[WORK ITEM] Go through the lines below and retype each one exactly.

[DATA EXCERPTS]
________________
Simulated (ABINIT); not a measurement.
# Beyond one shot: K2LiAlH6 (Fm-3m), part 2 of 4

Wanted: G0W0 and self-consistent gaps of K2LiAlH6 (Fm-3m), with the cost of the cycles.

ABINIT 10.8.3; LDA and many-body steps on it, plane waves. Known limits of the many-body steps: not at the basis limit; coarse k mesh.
________________

[EXPECTED ANSWER]
Simulated (ABINIT); not a measurement.
# Beyond one shot: K2LiAlH6 (Fm-3m), part 2 of 4

Wanted: G0W0 and self-consistent gaps of K2LiAlH6 (Fm-3m), with the cost of the cycles.

ABINIT 10.8.3; LDA and many-body steps on it, plane waves. Known limits of the many-body steps: not at the basis limit; coarse k mesh.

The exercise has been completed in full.